Copy out each line below exactly as it appears.

[Data section]

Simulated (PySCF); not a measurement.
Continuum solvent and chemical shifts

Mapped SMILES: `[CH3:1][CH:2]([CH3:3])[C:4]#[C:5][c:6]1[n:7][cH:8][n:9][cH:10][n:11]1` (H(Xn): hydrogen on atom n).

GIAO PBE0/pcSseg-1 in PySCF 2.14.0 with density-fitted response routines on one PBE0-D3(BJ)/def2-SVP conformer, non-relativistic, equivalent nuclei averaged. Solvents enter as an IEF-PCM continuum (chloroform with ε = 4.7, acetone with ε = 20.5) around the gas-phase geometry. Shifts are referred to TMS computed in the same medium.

[/Data section]

* [Your response]:
Simulated (PySCF); not a measurement.
Continuum solvent and chemical shifts

Mapped SMILES: `[CH3:1][CH:2]([CH3:3])[C:4]#[C:5][c:6]1[n:7][cH:8][n:9][cH:10][n:11]1` (H(Xn): hydrogen on atom n).

GIAO PBE0/pcSseg-1 in PySCF 2.14.0 with density-fitted response routines on one PBE0-D3(BJ)/def2-SVP conformer, non-relativistic, equivalent nuclei averaged. Solvents enter as an IEF-PCM continuum (chloroform with ε = 4.7, acetone with ε = 20.5) around the gas-phase geometry. Shifts are referred to TMS computed in the same medium.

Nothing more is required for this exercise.